/---

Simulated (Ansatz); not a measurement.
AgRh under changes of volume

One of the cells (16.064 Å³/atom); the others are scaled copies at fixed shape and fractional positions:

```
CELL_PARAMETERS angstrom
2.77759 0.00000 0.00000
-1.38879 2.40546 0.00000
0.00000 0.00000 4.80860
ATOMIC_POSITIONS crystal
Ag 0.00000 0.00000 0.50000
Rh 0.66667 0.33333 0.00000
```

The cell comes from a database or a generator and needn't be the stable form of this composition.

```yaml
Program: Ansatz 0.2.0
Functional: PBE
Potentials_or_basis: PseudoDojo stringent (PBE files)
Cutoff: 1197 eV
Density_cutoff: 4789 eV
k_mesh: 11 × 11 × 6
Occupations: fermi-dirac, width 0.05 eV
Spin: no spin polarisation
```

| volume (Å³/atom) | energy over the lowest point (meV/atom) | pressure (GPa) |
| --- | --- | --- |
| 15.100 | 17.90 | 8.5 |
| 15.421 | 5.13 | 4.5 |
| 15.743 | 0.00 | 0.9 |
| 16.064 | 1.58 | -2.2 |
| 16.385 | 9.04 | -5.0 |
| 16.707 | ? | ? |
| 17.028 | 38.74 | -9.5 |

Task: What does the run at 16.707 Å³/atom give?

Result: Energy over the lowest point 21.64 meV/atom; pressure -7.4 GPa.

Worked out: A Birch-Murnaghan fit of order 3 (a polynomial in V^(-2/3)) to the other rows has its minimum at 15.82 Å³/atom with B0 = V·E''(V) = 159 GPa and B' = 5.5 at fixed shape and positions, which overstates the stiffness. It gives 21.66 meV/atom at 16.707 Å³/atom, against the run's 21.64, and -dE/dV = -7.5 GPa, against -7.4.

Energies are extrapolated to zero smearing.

\---

Brief: Give back the lines of the data exactly as they are written, from the first line through the line containing "Worked out: A".

Written response:
Simulated (Ansatz); not a measurement.
AgRh under changes of volume

One of the cells (16.064 Å³/atom); the others are scaled copies at fixed shape and fractional positions:

```
CELL_PARAMETERS angstrom
2.77759 0.00000 0.00000
-1.38879 2.40546 0.00000
0.00000 0.00000 4.80860
ATOMIC_POSITIONS crystal
Ag 0.00000 0.00000 0.50000
Rh 0.66667 0.33333 0.00000
```

The cell comes from a database or a generator and needn't be the stable form of this composition.

```yaml
Program: Ansatz 0.2.0
Functional: PBE
Potentials_or_basis: PseudoDojo stringent (PBE files)
Cutoff: 1197 eV
Density_cutoff: 4789 eV
k_mesh: 11 × 11 × 6
Occupations: fermi-dirac, width 0.05 eV
Spin: no spin polarisation
```

| volume (Å³/atom) | energy over the lowest point (meV/atom) | pressure (GPa) |
| --- | --- | --- |
| 15.100 | 17.90 | 8.5 |
| 15.421 | 5.13 | 4.5 |
| 15.743 | 0.00 | 0.9 |
| 16.064 | 1.58 | -2.2 |
| 16.385 | 9.04 | -5.0 |
| 16.707 | ? | ? |
| 17.028 | 38.74 | -9.5 |

Task: What does the run at 16.707 Å³/atom give?

Result: Energy over the lowest point 21.64 meV/atom; pressure -7.4 GPa.

Worked out: A Birch-Murnaghan fit of order 3 (a polynomial in V^(-2/3)) to the other rows has its minimum at 15.82 Å³/atom with B0 = V·E''(V) = 159 GPa and B' = 5.5 at fixed shape and positions, which overstates the stiffness. It gives 21.66 meV/atom at 16.707 Å³/atom, against the run's 21.64, and -dE/dV = -7.5 GPa, against -7.4.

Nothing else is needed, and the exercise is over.